=-=-=-=-=
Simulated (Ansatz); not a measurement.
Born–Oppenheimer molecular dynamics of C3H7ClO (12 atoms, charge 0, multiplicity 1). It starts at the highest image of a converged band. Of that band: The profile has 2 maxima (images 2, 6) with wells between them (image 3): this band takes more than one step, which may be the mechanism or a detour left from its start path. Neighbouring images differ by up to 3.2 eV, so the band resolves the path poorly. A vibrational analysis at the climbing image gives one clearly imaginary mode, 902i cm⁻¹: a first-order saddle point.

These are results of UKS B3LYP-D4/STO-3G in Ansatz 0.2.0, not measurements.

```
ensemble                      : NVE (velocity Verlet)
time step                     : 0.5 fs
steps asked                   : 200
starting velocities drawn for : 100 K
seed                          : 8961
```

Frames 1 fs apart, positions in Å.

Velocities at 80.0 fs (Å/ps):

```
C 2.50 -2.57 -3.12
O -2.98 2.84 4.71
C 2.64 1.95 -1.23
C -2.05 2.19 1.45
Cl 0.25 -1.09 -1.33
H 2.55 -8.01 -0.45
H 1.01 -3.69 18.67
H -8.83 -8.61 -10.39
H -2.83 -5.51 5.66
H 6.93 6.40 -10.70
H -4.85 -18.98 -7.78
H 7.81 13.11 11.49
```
=-=-=-=-=

Exercise
Would you please copy exactly the part of the entries above that begins at the line containing "These are results" and ends at the line containing "Frames 1 fs apart, positions in Å.", both lines included?

Answer area
These are results of UKS B3LYP-D4/STO-3G in Ansatz 0.2.0, not measurements.

```
ensemble                      : NVE (velocity Verlet)
time step                     : 0.5 fs
steps asked                   : 200
starting velocities drawn for : 100 K
seed                          : 8961
```

Frames 1 fs apart, positions in Å.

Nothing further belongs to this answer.